## Work order
Reproduce the listing that follows, line for line.

## Given information
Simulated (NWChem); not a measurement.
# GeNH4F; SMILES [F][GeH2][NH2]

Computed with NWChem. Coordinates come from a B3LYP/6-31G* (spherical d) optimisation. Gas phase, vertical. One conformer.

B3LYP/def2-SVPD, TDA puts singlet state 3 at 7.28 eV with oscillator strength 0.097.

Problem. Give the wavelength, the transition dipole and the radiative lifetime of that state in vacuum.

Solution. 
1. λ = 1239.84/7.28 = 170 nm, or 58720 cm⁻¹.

## Written reply
Simulated (NWChem); not a measurement.
# GeNH4F; SMILES [F][GeH2][NH2]

Computed with NWChem. Coordinates come from a B3LYP/6-31G* (spherical d) optimisation. Gas phase, vertical. One conformer.

B3LYP/def2-SVPD, TDA puts singlet state 3 at 7.28 eV with oscillator strength 0.097.

Problem. Give the wavelength, the transition dipole and the radiative lifetime of that state in vacuum.

Solution. 
1. λ = 1239.84/7.28 = 170 nm, or 58720 cm⁻¹.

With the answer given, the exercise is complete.